- **Brief**
Could you reproduce, word for word, everything below from the line containing "## (1) The starting structure" down to the line containing "What time and", with both of those lines included and no others?

- **Entries supplied**
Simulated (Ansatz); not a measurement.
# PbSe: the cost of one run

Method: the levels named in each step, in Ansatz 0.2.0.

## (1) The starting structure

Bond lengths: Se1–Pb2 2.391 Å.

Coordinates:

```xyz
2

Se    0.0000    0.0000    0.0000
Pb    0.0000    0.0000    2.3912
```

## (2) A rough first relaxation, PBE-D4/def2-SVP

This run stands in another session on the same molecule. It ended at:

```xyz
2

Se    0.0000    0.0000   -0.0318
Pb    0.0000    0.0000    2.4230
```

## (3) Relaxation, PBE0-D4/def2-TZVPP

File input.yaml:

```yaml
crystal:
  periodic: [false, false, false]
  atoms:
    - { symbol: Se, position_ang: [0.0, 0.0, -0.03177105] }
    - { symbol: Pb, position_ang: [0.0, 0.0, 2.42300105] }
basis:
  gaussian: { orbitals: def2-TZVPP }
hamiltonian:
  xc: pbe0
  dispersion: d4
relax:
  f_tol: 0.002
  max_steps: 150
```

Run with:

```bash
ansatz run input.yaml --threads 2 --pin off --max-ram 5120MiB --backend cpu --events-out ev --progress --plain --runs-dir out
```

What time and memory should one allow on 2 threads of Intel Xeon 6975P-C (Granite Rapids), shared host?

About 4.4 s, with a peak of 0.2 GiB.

- **Exercise solution**
## (1) The starting structure

Bond lengths: Se1–Pb2 2.391 Å.

Coordinates:

```xyz
2

Se    0.0000    0.0000    0.0000
Pb    0.0000    0.0000    2.3912
```

## (2) A rough first relaxation, PBE-D4/def2-SVP

This run stands in another session on the same molecule. It ended at:

```xyz
2

Se    0.0000    0.0000   -0.0318
Pb    0.0000    0.0000    2.4230
```

## (3) Relaxation, PBE0-D4/def2-TZVPP

File input.yaml:

```yaml
crystal:
  periodic: [false, false, false]
  atoms:
    - { symbol: Se, position_ang: [0.0, 0.0, -0.03177105] }
    - { symbol: Pb, position_ang: [0.0, 0.0, 2.42300105] }
basis:
  gaussian: { orbitals: def2-TZVPP }
hamiltonian:
  xc: pbe0
  dispersion: d4
relax:
  f_tol: 0.002
  max_steps: 150
```

Run with:

```bash
ansatz run input.yaml --threads 2 --pin off --max-ram 5120MiB --backend cpu --events-out ev --progress --plain --runs-dir out
```

What time and memory should one allow on 2 threads of Intel Xeon 6975P-C (Granite Rapids), shared host?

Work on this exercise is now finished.